Data to examine –
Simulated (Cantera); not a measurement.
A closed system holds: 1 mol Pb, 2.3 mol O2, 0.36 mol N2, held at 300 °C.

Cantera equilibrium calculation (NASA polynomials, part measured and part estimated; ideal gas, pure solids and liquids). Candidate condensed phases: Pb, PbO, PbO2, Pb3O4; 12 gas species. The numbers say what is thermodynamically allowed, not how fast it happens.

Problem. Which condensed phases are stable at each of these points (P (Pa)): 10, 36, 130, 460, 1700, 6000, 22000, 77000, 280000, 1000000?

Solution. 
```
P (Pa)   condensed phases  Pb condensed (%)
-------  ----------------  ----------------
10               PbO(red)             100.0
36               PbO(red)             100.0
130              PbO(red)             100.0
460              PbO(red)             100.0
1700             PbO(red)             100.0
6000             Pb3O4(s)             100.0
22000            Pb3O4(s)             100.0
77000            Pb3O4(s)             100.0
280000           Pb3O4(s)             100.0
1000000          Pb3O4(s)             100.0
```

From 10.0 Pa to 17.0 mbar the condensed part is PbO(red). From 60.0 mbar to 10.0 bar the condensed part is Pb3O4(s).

Task item –
Look back at the entries above. Retype the line with "A closed system", the line with "Cantera equilibrium calculation", and all lines in between.

Reply –
A closed system holds: 1 mol Pb, 2.3 mol O2, 0.36 mol N2, held at 300 °C.

Cantera equilibrium calculation (NASA polynomials, part measured and part estimated; ideal gas, pure solids and liquids). Candidate condensed phases: Pb, PbO, PbO2, Pb3O4; 12 gas species. The numbers say what is thermodynamically allowed, not how fast it happens.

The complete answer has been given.